Beginning at the top of the material, repeat each line exactly, and stop once the line with "### 6 Hartree-Fock" has been written.

Source information: Begin

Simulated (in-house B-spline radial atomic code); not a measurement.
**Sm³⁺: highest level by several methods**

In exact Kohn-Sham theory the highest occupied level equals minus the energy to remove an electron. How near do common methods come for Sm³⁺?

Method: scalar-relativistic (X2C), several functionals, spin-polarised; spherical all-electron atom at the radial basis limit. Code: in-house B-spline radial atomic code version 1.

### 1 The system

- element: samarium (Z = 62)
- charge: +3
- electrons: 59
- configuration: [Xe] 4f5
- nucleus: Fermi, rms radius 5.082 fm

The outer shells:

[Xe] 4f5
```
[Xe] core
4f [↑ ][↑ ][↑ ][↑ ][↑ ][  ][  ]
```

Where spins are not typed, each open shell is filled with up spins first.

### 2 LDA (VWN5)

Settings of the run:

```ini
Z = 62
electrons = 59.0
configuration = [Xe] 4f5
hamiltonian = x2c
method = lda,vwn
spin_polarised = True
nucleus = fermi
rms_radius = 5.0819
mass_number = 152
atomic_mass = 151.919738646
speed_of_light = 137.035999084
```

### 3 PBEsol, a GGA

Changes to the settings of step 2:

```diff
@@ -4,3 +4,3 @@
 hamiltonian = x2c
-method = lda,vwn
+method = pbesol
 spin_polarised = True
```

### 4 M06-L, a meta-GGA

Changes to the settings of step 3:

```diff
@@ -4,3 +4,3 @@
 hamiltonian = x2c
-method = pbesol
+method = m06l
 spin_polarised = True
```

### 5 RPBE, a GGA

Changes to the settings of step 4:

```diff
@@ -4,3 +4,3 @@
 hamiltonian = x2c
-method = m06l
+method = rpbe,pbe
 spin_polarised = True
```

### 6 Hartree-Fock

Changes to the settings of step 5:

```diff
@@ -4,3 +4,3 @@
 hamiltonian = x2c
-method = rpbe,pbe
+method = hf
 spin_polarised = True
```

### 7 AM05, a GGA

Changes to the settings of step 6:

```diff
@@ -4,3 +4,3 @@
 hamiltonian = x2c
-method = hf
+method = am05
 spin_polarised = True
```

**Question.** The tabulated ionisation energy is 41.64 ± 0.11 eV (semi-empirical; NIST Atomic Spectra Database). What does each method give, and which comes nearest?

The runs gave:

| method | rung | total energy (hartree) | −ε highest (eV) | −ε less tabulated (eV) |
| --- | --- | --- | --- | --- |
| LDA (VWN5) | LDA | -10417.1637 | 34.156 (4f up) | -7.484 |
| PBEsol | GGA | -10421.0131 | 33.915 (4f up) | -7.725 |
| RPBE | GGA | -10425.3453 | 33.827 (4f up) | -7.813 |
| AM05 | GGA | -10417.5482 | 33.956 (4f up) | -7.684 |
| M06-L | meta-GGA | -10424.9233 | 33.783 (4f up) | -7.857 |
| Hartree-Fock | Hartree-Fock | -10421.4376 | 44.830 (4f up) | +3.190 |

Source information: End

Exercise response:
Simulated (in-house B-spline radial atomic code); not a measurement.
**Sm³⁺: highest level by several methods**

In exact Kohn-Sham theory the highest occupied level equals minus the energy to remove an electron. How near do common methods come for Sm³⁺?

Method: scalar-relativistic (X2C), several functionals, spin-polarised; spherical all-electron atom at the radial basis limit. Code: in-house B-spline radial atomic code version 1.

### 1 The system

- element: samarium (Z = 62)
- charge: +3
- electrons: 59
- configuration: [Xe] 4f5
- nucleus: Fermi, rms radius 5.082 fm

The outer shells:

[Xe] 4f5
```
[Xe] core
4f [↑ ][↑ ][↑ ][↑ ][↑ ][  ][  ]
```

Where spins are not typed, each open shell is filled with up spins first.

### 2 LDA (VWN5)

Settings of the run:

```ini
Z = 62
electrons = 59.0
configuration = [Xe] 4f5
hamiltonian = x2c
method = lda,vwn
spin_polarised = True
nucleus = fermi
rms_radius = 5.0819
mass_number = 152
atomic_mass = 151.919738646
speed_of_light = 137.035999084
```

### 3 PBEsol, a GGA

Changes to the settings of step 2:

```diff
@@ -4,3 +4,3 @@
 hamiltonian = x2c
-method = lda,vwn
+method = pbesol
 spin_polarised = True
```

### 4 M06-L, a meta-GGA

Changes to the settings of step 3:

```diff
@@ -4,3 +4,3 @@
 hamiltonian = x2c
-method = pbesol
+method = m06l
 spin_polarised = True
```

### 5 RPBE, a GGA

Changes to the settings of step 4:

```diff
@@ -4,3 +4,3 @@
 hamiltonian = x2c
-method = m06l
+method = rpbe,pbe
 spin_polarised = True
```

### 6 Hartree-Fock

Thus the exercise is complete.